Work instruction. Output every record again so that it matches the original word for word.

▬▬▬

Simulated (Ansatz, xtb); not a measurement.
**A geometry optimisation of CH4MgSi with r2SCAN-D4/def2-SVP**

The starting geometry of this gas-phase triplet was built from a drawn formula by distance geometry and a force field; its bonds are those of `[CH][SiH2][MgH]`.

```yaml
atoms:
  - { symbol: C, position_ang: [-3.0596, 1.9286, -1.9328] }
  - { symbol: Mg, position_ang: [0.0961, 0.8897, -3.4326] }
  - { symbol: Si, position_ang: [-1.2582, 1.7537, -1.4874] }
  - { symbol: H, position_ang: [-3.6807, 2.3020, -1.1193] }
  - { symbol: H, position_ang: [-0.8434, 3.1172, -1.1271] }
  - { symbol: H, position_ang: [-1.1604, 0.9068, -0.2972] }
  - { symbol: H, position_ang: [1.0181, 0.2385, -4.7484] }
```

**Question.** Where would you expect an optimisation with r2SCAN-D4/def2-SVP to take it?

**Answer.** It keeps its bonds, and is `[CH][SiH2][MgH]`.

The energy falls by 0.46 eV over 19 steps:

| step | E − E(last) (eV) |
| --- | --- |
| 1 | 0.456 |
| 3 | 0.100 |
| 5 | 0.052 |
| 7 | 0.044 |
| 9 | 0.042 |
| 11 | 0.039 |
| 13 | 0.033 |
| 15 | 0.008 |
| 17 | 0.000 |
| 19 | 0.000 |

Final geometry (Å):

▬▬▬

Task result.
Simulated (Ansatz, xtb); not a measurement.
**A geometry optimisation of CH4MgSi with r2SCAN-D4/def2-SVP**

The starting geometry of this gas-phase triplet was built from a drawn formula by distance geometry and a force field; its bonds are those of `[CH][SiH2][MgH]`.

```yaml
atoms:
  - { symbol: C, position_ang: [-3.0596, 1.9286, -1.9328] }
  - { symbol: Mg, position_ang: [0.0961, 0.8897, -3.4326] }
  - { symbol: Si, position_ang: [-1.2582, 1.7537, -1.4874] }
  - { symbol: H, position_ang: [-3.6807, 2.3020, -1.1193] }
  - { symbol: H, position_ang: [-0.8434, 3.1172, -1.1271] }
  - { symbol: H, position_ang: [-1.1604, 0.9068, -0.2972] }
  - { symbol: H, position_ang: [1.0181, 0.2385, -4.7484] }
```

**Question.** Where would you expect an optimisation with r2SCAN-D4/def2-SVP to take it?

**Answer.** It keeps its bonds, and is `[CH][SiH2][MgH]`.

The energy falls by 0.46 eV over 19 steps:

| step | E − E(last) (eV) |
| --- | --- |
| 1 | 0.456 |
| 3 | 0.100 |
| 5 | 0.052 |
| 7 | 0.044 |
| 9 | 0.042 |
| 11 | 0.039 |
| 13 | 0.033 |
| 15 | 0.008 |
| 17 | 0.000 |
| 19 | 0.000 |

Final geometry (Å):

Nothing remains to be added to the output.